[Material supplied — start]
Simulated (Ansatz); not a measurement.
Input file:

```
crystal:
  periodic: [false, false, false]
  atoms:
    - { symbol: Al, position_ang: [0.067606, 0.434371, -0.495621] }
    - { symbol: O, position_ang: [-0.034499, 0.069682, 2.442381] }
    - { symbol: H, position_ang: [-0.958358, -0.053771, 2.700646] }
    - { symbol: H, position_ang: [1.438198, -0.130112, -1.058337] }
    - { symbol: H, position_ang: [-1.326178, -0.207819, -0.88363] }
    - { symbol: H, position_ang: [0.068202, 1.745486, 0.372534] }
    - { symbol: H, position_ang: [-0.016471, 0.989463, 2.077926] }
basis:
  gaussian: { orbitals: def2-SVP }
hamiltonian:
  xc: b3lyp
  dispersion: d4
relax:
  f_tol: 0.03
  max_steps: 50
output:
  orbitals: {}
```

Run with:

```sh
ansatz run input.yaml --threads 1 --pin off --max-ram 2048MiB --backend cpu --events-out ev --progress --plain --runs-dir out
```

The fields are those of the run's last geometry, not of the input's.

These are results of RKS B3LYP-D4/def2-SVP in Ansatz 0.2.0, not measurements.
[Material supplied — finish]

Work instruction »
Repeat exactly the lines from the first line of the records above through the line containing "The fields are", both included, and nothing else.

Task answer »
Simulated (Ansatz); not a measurement.
Input file:

```
crystal:
  periodic: [false, false, false]
  atoms:
    - { symbol: Al, position_ang: [0.067606, 0.434371, -0.495621] }
    - { symbol: O, position_ang: [-0.034499, 0.069682, 2.442381] }
    - { symbol: H, position_ang: [-0.958358, -0.053771, 2.700646] }
    - { symbol: H, position_ang: [1.438198, -0.130112, -1.058337] }
    - { symbol: H, position_ang: [-1.326178, -0.207819, -0.88363] }
    - { symbol: H, position_ang: [0.068202, 1.745486, 0.372534] }
    - { symbol: H, position_ang: [-0.016471, 0.989463, 2.077926] }
basis:
  gaussian: { orbitals: def2-SVP }
hamiltonian:
  xc: b3lyp
  dispersion: d4
relax:
  f_tol: 0.03
  max_steps: 50
output:
  orbitals: {}
```

Run with:

```sh
ansatz run input.yaml --threads 1 --pin off --max-ram 2048MiB --backend cpu --events-out ev --progress --plain --runs-dir out
```

The fields are those of the run's last geometry, not of the input's.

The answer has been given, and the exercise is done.